▸ WORK ITEM: Your output should be the entries below, from the first line up to and including the line with "Question: What landscape", reproduced exactly and with no other lines.

▸ RECORDS PROVIDED:
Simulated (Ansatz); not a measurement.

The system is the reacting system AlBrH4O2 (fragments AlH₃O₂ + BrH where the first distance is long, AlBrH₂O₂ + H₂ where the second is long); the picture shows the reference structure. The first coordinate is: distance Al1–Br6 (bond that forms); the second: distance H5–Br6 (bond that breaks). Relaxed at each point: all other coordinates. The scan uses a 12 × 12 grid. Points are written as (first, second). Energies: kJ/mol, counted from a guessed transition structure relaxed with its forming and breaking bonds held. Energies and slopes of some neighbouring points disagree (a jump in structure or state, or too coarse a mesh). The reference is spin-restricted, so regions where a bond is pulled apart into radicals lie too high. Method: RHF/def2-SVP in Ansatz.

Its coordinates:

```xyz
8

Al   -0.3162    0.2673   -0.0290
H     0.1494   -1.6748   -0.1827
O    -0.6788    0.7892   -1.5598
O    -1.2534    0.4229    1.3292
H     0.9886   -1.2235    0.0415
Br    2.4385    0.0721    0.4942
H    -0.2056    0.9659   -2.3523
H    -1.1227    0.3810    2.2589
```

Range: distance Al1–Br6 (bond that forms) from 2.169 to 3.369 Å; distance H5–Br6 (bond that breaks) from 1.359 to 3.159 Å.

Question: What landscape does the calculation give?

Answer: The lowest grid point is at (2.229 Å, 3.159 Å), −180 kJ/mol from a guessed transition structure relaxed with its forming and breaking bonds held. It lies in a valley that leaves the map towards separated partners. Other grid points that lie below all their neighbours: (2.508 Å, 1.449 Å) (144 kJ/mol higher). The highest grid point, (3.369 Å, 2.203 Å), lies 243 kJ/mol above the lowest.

▸ WRITTEN REPLY:
Simulated (Ansatz); not a measurement.

The system is the reacting system AlBrH4O2 (fragments AlH₃O₂ + BrH where the first distance is long, AlBrH₂O₂ + H₂ where the second is long); the picture shows the reference structure. The first coordinate is: distance Al1–Br6 (bond that forms); the second: distance H5–Br6 (bond that breaks). Relaxed at each point: all other coordinates. The scan uses a 12 × 12 grid. Points are written as (first, second). Energies: kJ/mol, counted from a guessed transition structure relaxed with its forming and breaking bonds held. Energies and slopes of some neighbouring points disagree (a jump in structure or state, or too coarse a mesh). The reference is spin-restricted, so regions where a bond is pulled apart into radicals lie too high. Method: RHF/def2-SVP in Ansatz.

Its coordinates:

```xyz
8

Al   -0.3162    0.2673   -0.0290
H     0.1494   -1.6748   -0.1827
O    -0.6788    0.7892   -1.5598
O    -1.2534    0.4229    1.3292
H     0.9886   -1.2235    0.0415
Br    2.4385    0.0721    0.4942
H    -0.2056    0.9659   -2.3523
H    -1.1227    0.3810    2.2589
```

Range: distance Al1–Br6 (bond that forms) from 2.169 to 3.369 Å; distance H5–Br6 (bond that breaks) from 1.359 to 3.159 Å.

Question: What landscape does the calculation give?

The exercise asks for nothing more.